(Material supplied):
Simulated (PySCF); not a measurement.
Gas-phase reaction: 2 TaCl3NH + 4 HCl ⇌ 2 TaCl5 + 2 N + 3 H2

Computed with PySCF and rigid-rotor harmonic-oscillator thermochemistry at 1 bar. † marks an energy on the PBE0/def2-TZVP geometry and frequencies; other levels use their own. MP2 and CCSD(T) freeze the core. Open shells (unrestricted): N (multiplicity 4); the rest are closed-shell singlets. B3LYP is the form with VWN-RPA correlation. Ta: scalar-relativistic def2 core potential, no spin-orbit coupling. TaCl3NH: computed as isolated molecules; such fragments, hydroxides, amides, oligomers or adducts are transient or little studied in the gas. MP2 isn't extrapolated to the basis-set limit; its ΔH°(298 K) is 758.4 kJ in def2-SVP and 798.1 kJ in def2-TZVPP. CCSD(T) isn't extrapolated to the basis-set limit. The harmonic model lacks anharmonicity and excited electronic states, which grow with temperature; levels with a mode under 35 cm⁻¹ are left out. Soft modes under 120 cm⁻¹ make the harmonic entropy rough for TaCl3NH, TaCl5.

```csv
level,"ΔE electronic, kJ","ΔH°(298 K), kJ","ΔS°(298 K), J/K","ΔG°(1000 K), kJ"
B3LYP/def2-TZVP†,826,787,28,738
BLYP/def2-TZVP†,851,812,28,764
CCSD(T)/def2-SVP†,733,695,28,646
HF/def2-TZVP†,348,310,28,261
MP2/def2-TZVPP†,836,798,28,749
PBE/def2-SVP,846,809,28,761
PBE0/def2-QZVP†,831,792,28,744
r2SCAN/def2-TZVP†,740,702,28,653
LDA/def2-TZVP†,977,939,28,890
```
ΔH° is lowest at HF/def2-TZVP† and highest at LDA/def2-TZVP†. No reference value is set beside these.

(Assigned task):
Exactly as they stand, set down the lines from the top of the data through the line with "Gas-phase reaction: 2".

(Response box):
Simulated (PySCF); not a measurement.
Gas-phase reaction: 2 TaCl3NH + 4 HCl ⇌ 2 TaCl5 + 2 N + 3 H2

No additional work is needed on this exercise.